- [Information supplied]:
- Opening Delimiter -

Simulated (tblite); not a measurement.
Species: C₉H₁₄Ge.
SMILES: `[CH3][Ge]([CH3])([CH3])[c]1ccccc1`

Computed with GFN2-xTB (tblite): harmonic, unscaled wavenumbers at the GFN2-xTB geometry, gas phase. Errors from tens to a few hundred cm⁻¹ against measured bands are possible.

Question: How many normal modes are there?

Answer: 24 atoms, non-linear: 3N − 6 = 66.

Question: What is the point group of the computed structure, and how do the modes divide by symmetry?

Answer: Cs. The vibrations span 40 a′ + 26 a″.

- Closing Delimiter -

- [Action item]: Please repeat the complete material exactly, with nothing omitted.

- [Exercise output]:
Simulated (tblite); not a measurement.
Species: C₉H₁₄Ge.
SMILES: `[CH3][Ge]([CH3])([CH3])[c]1ccccc1`

Computed with GFN2-xTB (tblite): harmonic, unscaled wavenumbers at the GFN2-xTB geometry, gas phase. Errors from tens to a few hundred cm⁻¹ against measured bands are possible.

Question: How many normal modes are there?

Answer: 24 atoms, non-linear: 3N − 6 = 66.

Question: What is the point group of the computed structure, and how do the modes divide by symmetry?

Answer: Cs. The vibrations span 40 a′ + 26 a″.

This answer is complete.